Extracted entries ::
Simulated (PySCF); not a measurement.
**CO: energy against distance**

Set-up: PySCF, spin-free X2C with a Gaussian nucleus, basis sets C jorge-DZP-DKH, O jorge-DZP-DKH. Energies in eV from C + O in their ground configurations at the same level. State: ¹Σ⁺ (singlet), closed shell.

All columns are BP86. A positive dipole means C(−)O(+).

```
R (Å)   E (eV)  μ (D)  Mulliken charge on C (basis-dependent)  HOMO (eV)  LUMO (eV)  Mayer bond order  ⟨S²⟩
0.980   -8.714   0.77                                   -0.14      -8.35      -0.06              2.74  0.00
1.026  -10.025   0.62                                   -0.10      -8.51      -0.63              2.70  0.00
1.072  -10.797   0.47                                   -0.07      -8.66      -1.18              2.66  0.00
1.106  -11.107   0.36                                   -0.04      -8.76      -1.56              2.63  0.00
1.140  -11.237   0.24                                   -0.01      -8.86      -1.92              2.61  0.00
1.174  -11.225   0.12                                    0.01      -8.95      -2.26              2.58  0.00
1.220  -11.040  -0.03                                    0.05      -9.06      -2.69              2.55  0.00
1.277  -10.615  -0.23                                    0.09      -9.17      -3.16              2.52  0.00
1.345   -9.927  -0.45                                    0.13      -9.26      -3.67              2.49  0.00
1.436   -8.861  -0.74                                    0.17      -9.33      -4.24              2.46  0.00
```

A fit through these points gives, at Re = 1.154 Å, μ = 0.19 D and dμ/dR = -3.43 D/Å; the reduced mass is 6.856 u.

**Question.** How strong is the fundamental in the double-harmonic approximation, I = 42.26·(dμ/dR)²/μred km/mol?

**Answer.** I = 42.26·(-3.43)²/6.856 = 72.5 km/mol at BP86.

Requirement ::
Retype the records above from the very first line down to the line with "energy against distance**", keeping both of those lines. Include nothing beyond them.

Your response ::
Simulated (PySCF); not a measurement.
**CO: energy against distance**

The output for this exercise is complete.